[Start of Attachment]

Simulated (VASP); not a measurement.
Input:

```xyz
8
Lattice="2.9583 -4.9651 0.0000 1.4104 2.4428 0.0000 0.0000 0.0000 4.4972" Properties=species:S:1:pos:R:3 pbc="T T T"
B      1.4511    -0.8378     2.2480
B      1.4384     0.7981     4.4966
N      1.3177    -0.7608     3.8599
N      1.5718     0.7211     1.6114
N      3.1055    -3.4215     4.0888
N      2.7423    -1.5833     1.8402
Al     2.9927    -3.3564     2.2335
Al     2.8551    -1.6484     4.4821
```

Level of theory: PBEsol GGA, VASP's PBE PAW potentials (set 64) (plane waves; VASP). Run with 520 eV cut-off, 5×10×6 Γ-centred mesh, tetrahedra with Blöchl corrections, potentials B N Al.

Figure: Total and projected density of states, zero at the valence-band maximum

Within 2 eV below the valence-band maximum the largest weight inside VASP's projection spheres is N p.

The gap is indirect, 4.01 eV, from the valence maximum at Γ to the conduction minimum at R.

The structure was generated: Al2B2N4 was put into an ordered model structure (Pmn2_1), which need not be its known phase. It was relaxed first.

[End of Attachment]

_Work task_.
All lines above between those holding "Figure: Total and" and "The gap is indirect, 4.01", inclusive, must be set down unchanged, and no other line may be included.

_Response_.
Figure: Total and projected density of states, zero at the valence-band maximum

Within 2 eV below the valence-band maximum the largest weight inside VASP's projection spheres is N p.

The gap is indirect, 4.01 eV, from the valence maximum at Γ to the conduction minimum at R.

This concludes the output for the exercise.